Assigned task
The lines from the start of the records through the one containing "Worked calculation: UKS/BLYP" are to be transcribed exactly, and nothing else.

⁂

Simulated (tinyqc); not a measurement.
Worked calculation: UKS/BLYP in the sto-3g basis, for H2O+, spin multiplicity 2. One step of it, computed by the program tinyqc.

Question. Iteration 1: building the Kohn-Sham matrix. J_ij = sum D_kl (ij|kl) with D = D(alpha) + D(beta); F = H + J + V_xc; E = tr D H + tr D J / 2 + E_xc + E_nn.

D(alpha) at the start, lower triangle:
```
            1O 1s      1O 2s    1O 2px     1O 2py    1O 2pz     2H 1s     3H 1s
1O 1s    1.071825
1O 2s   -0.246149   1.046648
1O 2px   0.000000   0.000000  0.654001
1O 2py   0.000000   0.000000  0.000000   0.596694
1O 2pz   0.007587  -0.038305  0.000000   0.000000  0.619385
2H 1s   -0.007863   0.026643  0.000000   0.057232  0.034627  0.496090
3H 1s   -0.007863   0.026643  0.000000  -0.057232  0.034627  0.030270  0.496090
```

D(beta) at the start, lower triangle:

⁂

Written answer
Simulated (tinyqc); not a measurement.
Worked calculation: UKS/BLYP in the sto-3g basis, for H2O+, spin multiplicity 2. One step of it, computed by the program tinyqc.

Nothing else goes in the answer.